**Assigned task**. Write out the listing beneath this instruction in its entirety, exactly as it reads.

** Supplied material follows **

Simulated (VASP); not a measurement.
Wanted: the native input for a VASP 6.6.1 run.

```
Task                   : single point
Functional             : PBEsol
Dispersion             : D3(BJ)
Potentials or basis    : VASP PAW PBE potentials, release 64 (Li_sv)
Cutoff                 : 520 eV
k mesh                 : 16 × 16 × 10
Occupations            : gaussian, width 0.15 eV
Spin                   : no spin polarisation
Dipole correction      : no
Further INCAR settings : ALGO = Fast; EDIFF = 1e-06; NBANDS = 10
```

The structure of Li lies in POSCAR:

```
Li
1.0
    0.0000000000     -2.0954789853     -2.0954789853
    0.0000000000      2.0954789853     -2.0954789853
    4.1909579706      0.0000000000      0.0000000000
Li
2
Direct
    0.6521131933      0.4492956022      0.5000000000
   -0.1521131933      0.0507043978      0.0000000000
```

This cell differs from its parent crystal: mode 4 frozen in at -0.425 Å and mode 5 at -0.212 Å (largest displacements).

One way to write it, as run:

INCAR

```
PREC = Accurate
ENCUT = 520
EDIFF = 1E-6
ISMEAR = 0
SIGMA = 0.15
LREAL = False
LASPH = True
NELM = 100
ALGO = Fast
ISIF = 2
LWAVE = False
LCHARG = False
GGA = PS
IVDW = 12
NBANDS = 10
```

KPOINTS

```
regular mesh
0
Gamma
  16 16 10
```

** End of Supplied material **

**Reply**.
Simulated (VASP); not a measurement.
Wanted: the native input for a VASP 6.6.1 run.

```
Task                   : single point
Functional             : PBEsol
Dispersion             : D3(BJ)
Potentials or basis    : VASP PAW PBE potentials, release 64 (Li_sv)
Cutoff                 : 520 eV
k mesh                 : 16 × 16 × 10
Occupations            : gaussian, width 0.15 eV
Spin                   : no spin polarisation
Dipole correction      : no
Further INCAR settings : ALGO = Fast; EDIFF = 1e-06; NBANDS = 10
```

The structure of Li lies in POSCAR:

```
Li
1.0
    0.0000000000     -2.0954789853     -2.0954789853
    0.0000000000      2.0954789853     -2.0954789853
    4.1909579706      0.0000000000      0.0000000000
Li
2
Direct
    0.6521131933      0.4492956022      0.5000000000
   -0.1521131933      0.0507043978      0.0000000000
```

This cell differs from its parent crystal: mode 4 frozen in at -0.425 Å and mode 5 at -0.212 Å (largest displacements).

One way to write it, as run:

INCAR

```
PREC = Accurate
ENCUT = 520
EDIFF = 1E-6
ISMEAR = 0
SIGMA = 0.15
LREAL = False
LASPH = True
NELM = 100
ALGO = Fast
ISIF = 2
LWAVE = False
LCHARG = False
GGA = PS
IVDW = 12
NBANDS = 10
```

KPOINTS

```
regular mesh
0
Gamma
  16 16 10
```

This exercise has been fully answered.